..............................

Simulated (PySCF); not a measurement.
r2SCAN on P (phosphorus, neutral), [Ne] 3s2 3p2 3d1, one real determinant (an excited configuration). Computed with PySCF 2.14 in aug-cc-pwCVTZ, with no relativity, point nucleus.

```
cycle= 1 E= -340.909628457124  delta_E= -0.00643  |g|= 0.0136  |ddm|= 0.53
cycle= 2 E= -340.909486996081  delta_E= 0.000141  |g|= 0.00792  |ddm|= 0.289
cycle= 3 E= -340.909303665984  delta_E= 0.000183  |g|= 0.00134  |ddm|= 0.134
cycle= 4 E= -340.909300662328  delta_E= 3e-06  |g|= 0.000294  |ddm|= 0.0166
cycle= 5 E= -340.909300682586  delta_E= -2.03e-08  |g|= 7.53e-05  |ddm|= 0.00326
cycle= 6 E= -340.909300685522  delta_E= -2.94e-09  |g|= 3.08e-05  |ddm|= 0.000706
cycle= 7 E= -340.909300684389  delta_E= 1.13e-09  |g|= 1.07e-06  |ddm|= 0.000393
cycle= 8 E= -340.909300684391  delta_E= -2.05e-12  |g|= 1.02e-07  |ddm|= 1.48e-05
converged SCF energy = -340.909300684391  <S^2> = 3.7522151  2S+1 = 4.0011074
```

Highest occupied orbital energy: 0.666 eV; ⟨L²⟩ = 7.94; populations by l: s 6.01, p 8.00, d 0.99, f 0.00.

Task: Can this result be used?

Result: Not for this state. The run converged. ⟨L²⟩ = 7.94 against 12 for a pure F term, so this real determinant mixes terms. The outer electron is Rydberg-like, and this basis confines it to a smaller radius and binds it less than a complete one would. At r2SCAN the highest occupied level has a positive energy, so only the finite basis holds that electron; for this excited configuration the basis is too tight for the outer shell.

..............................

## Task item
Beginning with the very first line of the material above, give each line again exactly, ending with the line that contains "Task: Can this result be used?".

## Exercise response
Simulated (PySCF); not a measurement.
r2SCAN on P (phosphorus, neutral), [Ne] 3s2 3p2 3d1, one real determinant (an excited configuration). Computed with PySCF 2.14 in aug-cc-pwCVTZ, with no relativity, point nucleus.

```
cycle= 1 E= -340.909628457124  delta_E= -0.00643  |g|= 0.0136  |ddm|= 0.53
cycle= 2 E= -340.909486996081  delta_E= 0.000141  |g|= 0.00792  |ddm|= 0.289
cycle= 3 E= -340.909303665984  delta_E= 0.000183  |g|= 0.00134  |ddm|= 0.134
cycle= 4 E= -340.909300662328  delta_E= 3e-06  |g|= 0.000294  |ddm|= 0.0166
cycle= 5 E= -340.909300682586  delta_E= -2.03e-08  |g|= 7.53e-05  |ddm|= 0.00326
cycle= 6 E= -340.909300685522  delta_E= -2.94e-09  |g|= 3.08e-05  |ddm|= 0.000706
cycle= 7 E= -340.909300684389  delta_E= 1.13e-09  |g|= 1.07e-06  |ddm|= 0.000393
cycle= 8 E= -340.909300684391  delta_E= -2.05e-12  |g|= 1.02e-07  |ddm|= 1.48e-05
converged SCF energy = -340.909300684391  <S^2> = 3.7522151  2S+1 = 4.0011074
```

Highest occupied orbital energy: 0.666 eV; ⟨L²⟩ = 7.94; populations by l: s 6.01, p 8.00, d 0.99, f 0.00.

Task: Can this result be used?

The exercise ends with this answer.